§ INFORMATION
· · · · ·

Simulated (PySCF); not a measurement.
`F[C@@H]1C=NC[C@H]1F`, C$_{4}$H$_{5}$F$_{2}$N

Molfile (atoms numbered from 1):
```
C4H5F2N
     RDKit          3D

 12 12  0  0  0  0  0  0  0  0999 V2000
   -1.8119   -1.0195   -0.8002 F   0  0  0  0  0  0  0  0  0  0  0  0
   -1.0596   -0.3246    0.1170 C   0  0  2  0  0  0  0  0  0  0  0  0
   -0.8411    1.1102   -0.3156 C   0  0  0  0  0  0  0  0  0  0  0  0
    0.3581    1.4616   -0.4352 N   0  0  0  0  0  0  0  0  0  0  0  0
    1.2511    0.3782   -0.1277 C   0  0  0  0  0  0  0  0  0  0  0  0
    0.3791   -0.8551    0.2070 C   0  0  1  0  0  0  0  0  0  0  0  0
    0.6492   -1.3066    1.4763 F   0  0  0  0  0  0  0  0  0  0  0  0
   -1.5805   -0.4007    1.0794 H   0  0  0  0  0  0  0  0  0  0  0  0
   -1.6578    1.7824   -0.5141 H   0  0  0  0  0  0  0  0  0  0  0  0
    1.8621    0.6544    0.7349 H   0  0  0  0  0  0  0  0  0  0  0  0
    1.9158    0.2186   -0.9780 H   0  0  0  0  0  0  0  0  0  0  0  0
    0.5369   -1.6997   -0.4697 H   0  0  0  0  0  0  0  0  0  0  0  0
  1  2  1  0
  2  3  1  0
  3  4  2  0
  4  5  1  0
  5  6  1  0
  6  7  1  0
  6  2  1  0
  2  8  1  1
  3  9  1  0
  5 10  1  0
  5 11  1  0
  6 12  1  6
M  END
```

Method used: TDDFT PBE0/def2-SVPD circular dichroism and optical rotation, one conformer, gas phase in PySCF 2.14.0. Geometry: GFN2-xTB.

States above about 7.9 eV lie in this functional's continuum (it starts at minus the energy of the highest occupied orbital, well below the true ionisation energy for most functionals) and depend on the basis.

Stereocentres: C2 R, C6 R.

· · · · ·

§ WORK REQUEST
Produce the lines from the top of the listing through the "States above about" line exactly as they appear, with no additional output.

§ TASK RESPONSE
Simulated (PySCF); not a measurement.
`F[C@@H]1C=NC[C@H]1F`, C$_{4}$H$_{5}$F$_{2}$N

Molfile (atoms numbered from 1):
```
C4H5F2N
     RDKit          3D

 12 12  0  0  0  0  0  0  0  0999 V2000
   -1.8119   -1.0195   -0.8002 F   0  0  0  0  0  0  0  0  0  0  0  0
   -1.0596   -0.3246    0.1170 C   0  0  2  0  0  0  0  0  0  0  0  0
   -0.8411    1.1102   -0.3156 C   0  0  0  0  0  0  0  0  0  0  0  0
    0.3581    1.4616   -0.4352 N   0  0  0  0  0  0  0  0  0  0  0  0
    1.2511    0.3782   -0.1277 C   0  0  0  0  0  0  0  0  0  0  0  0
    0.3791   -0.8551    0.2070 C   0  0  1  0  0  0  0  0  0  0  0  0
    0.6492   -1.3066    1.4763 F   0  0  0  0  0  0  0  0  0  0  0  0
   -1.5805   -0.4007    1.0794 H   0  0  0  0  0  0  0  0  0  0  0  0
   -1.6578    1.7824   -0.5141 H   0  0  0  0  0  0  0  0  0  0  0  0
    1.8621    0.6544    0.7349 H   0  0  0  0  0  0  0  0  0  0  0  0
    1.9158    0.2186   -0.9780 H   0  0  0  0  0  0  0  0  0  0  0  0
    0.5369   -1.6997   -0.4697 H   0  0  0  0  0  0  0  0  0  0  0  0
  1  2  1  0
  2  3  1  0
  3  4  2  0
  4  5  1  0
  5  6  1  0
  6  7  1  0
  6  2  1  0
  2  8  1  1
  3  9  1  0
  5 10  1  0
  5 11  1  0
  6 12  1  6
M  END
```

Method used: TDDFT PBE0/def2-SVPD circular dichroism and optical rotation, one conformer, gas phase in PySCF 2.14.0. Geometry: GFN2-xTB.

States above about 7.9 eV lie in this functional's continuum (it starts at minus the energy of the highest occupied orbital, well below the true ionisation energy for most functionals) and depend on the basis.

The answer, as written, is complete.